▶ WORK ORDER: Repeat every entry exactly as given.

▶ SUPPLIED ENTRIES:
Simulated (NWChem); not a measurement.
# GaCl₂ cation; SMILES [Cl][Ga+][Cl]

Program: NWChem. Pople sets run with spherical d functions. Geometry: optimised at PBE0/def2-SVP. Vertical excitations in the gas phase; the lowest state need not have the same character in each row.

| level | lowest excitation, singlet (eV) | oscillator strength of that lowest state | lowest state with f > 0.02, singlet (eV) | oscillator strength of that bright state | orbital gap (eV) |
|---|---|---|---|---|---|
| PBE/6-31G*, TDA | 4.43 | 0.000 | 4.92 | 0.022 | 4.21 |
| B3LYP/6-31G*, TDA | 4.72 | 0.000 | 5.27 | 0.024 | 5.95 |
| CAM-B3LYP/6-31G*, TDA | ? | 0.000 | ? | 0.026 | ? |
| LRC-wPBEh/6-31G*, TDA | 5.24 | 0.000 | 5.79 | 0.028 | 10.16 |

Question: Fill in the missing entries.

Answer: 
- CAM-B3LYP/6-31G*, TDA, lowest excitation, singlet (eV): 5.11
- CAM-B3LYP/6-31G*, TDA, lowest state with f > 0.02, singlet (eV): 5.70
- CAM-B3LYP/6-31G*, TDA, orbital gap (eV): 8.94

▶ REPLY:
Simulated (NWChem); not a measurement.
# GaCl₂ cation; SMILES [Cl][Ga+][Cl]

Program: NWChem. Pople sets run with spherical d functions. Geometry: optimised at PBE0/def2-SVP. Vertical excitations in the gas phase; the lowest state need not have the same character in each row.

| level | lowest excitation, singlet (eV) | oscillator strength of that lowest state | lowest state with f > 0.02, singlet (eV) | oscillator strength of that bright state | orbital gap (eV) |
|---|---|---|---|---|---|
| PBE/6-31G*, TDA | 4.43 | 0.000 | 4.92 | 0.022 | 4.21 |
| B3LYP/6-31G*, TDA | 4.72 | 0.000 | 5.27 | 0.024 | 5.95 |
| CAM-B3LYP/6-31G*, TDA | ? | 0.000 | ? | 0.026 | ? |
| LRC-wPBEh/6-31G*, TDA | 5.24 | 0.000 | 5.79 | 0.028 | 10.16 |

Question: Fill in the missing entries.

Answer: 
- CAM-B3LYP/6-31G*, TDA, lowest excitation, singlet (eV): 5.11
- CAM-B3LYP/6-31G*, TDA, lowest state with f > 0.02, singlet (eV): 5.70
- CAM-B3LYP/6-31G*, TDA, orbital gap (eV): 8.94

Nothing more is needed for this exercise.